▶ **Listed records**
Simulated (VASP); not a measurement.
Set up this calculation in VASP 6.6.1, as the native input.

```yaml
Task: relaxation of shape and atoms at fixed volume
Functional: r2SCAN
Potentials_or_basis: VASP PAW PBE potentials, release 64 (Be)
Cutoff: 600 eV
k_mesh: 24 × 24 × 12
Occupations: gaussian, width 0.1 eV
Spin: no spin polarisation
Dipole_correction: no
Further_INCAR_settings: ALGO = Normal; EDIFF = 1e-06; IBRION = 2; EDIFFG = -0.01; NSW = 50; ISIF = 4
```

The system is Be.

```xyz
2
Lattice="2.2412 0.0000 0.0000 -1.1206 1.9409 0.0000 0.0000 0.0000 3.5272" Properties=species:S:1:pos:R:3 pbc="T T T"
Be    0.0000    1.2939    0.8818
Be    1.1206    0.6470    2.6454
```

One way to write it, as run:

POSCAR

▶ **Work instruction**
Restate all of the material exactly.

▶ **Response area**
Simulated (VASP); not a measurement.
Set up this calculation in VASP 6.6.1, as the native input.

```yaml
Task: relaxation of shape and atoms at fixed volume
Functional: r2SCAN
Potentials_or_basis: VASP PAW PBE potentials, release 64 (Be)
Cutoff: 600 eV
k_mesh: 24 × 24 × 12
Occupations: gaussian, width 0.1 eV
Spin: no spin polarisation
Dipole_correction: no
Further_INCAR_settings: ALGO = Normal; EDIFF = 1e-06; IBRION = 2; EDIFFG = -0.01; NSW = 50; ISIF = 4
```

The system is Be.

```xyz
2
Lattice="2.2412 0.0000 0.0000 -1.1206 1.9409 0.0000 0.0000 0.0000 3.5272" Properties=species:S:1:pos:R:3 pbc="T T T"
Be    0.0000    1.2939    0.8818
Be    1.1206    0.6470    2.6454
```

One way to write it, as run:

POSCAR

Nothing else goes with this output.